* [Data listing]:
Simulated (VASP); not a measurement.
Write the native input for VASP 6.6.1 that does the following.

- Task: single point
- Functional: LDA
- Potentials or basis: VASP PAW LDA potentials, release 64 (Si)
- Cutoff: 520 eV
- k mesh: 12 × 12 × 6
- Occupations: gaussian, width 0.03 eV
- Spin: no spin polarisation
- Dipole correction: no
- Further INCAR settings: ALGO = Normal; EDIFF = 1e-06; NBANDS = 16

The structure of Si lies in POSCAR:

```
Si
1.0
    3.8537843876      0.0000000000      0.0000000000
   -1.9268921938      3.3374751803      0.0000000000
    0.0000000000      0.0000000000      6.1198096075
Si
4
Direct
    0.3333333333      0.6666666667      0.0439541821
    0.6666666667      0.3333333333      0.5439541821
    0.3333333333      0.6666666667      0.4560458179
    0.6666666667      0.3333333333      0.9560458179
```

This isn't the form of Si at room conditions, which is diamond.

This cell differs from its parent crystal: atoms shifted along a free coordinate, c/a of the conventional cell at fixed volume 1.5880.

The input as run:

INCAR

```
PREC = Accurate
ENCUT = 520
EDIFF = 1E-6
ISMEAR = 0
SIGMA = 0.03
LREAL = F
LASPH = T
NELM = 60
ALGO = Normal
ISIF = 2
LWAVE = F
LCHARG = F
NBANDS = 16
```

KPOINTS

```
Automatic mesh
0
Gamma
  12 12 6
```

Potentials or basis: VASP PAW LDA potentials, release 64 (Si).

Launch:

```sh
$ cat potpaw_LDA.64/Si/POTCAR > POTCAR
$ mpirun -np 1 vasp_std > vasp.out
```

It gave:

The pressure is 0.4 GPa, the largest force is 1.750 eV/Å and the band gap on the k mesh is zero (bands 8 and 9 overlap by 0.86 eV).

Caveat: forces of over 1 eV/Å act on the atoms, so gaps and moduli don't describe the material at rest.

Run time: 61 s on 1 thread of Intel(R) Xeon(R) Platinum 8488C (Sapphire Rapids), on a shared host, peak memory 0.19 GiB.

* [Exercise]:
Reproduce the lines of the records exactly, from the first one through the line that contains "The pressure is".

* [Your response]:
Simulated (VASP); not a measurement.
Write the native input for VASP 6.6.1 that does the following.

- Task: single point
- Functional: LDA
- Potentials or basis: VASP PAW LDA potentials, release 64 (Si)
- Cutoff: 520 eV
- k mesh: 12 × 12 × 6
- Occupations: gaussian, width 0.03 eV
- Spin: no spin polarisation
- Dipole correction: no
- Further INCAR settings: ALGO = Normal; EDIFF = 1e-06; NBANDS = 16

The structure of Si lies in POSCAR:

```
Si
1.0
    3.8537843876      0.0000000000      0.0000000000
   -1.9268921938      3.3374751803      0.0000000000
    0.0000000000      0.0000000000      6.1198096075
Si
4
Direct
    0.3333333333      0.6666666667      0.0439541821
    0.6666666667      0.3333333333      0.5439541821
    0.3333333333      0.6666666667      0.4560458179
    0.6666666667      0.3333333333      0.9560458179
```

This isn't the form of Si at room conditions, which is diamond.

This cell differs from its parent crystal: atoms shifted along a free coordinate, c/a of the conventional cell at fixed volume 1.5880.

The input as run:

INCAR

```
PREC = Accurate
ENCUT = 520
EDIFF = 1E-6
ISMEAR = 0
SIGMA = 0.03
LREAL = F
LASPH = T
NELM = 60
ALGO = Normal
ISIF = 2
LWAVE = F
LCHARG = F
NBANDS = 16
```

KPOINTS

```
Automatic mesh
0
Gamma
  12 12 6
```

Potentials or basis: VASP PAW LDA potentials, release 64 (Si).

Launch:

```sh
$ cat potpaw_LDA.64/Si/POTCAR > POTCAR
$ mpirun -np 1 vasp_std > vasp.out
```

It gave:

The pressure is 0.4 GPa, the largest force is 1.750 eV/Å and the band gap on the k mesh is zero (bands 8 and 9 overlap by 0.86 eV).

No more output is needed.